WORK INSTRUCTION: From the line with "pressure 1.5 GPa." through the line with "Energies are extrapolated to zero smearing.", inclusive, return each line of the data below exactly and leave the rest out.

-- Opening Marker --
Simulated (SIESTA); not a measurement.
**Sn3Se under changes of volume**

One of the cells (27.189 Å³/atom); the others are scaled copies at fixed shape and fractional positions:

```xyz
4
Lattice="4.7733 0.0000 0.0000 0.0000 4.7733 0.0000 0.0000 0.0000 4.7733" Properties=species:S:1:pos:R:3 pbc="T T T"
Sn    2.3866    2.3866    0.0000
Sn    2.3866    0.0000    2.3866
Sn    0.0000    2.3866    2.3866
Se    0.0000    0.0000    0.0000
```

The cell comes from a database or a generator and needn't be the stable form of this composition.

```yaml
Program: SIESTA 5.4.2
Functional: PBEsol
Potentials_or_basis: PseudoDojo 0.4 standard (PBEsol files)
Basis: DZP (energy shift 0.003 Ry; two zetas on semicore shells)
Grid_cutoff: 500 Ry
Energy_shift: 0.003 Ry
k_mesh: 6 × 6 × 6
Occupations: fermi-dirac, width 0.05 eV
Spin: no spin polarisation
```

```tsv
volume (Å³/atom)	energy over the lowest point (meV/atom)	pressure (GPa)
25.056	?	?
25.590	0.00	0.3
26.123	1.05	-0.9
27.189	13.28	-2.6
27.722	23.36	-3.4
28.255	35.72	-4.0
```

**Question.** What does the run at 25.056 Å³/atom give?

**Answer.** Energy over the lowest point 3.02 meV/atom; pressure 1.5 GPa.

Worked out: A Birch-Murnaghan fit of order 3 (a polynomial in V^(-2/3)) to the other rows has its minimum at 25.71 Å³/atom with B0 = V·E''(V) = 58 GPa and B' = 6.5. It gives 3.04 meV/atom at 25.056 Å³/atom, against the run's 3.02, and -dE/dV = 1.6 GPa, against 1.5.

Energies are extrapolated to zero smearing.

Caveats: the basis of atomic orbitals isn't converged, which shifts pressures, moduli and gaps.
-- Closing Marker --

ANSWER AREA:
**Answer.** Energy over the lowest point 3.02 meV/atom; pressure 1.5 GPa.

Worked out: A Birch-Murnaghan fit of order 3 (a polynomial in V^(-2/3)) to the other rows has its minimum at 25.71 Å³/atom with B0 = V·E''(V) = 58 GPa and B' = 6.5. It gives 3.04 meV/atom at 25.056 Å³/atom, against the run's 3.02, and -dE/dV = 1.6 GPa, against 1.5.

Energies are extrapolated to zero smearing.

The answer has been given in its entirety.